--- Requirement ---
Each line of the material below should be retyped precisely as it appears.

--- Input data ---
__________

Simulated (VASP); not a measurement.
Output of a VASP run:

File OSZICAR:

__________

--- Task response ---
Simulated (VASP); not a measurement.
Output of a VASP run:

File OSZICAR:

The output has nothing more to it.